[[ Information supplied, beginning ]]

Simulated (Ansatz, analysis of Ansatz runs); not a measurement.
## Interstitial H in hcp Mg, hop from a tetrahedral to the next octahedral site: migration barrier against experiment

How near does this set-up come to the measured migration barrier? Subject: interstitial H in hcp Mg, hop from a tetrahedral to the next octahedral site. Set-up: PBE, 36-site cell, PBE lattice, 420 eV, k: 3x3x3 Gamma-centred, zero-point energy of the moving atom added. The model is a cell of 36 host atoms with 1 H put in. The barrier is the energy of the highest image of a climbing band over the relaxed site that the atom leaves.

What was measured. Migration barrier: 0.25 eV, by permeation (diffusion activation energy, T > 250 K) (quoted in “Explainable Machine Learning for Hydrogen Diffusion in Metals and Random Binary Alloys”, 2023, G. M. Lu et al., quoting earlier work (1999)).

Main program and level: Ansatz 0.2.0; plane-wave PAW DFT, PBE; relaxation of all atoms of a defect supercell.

[[ Information supplied, end ]]

(Activity)
Extract the lines above, from the first one through the one containing "How near does", and return only those, unchanged.

(Reply)
Simulated (Ansatz, analysis of Ansatz runs); not a measurement.
## Interstitial H in hcp Mg, hop from a tetrahedral to the next octahedral site: migration barrier against experiment

How near does this set-up come to the measured migration barrier? Subject: interstitial H in hcp Mg, hop from a tetrahedral to the next octahedral site. Set-up: PBE, 36-site cell, PBE lattice, 420 eV, k: 3x3x3 Gamma-centred, zero-point energy of the moving atom added. The model is a cell of 36 host atoms with 1 H put in. The barrier is the energy of the highest image of a climbing band over the relaxed site that the atom leaves.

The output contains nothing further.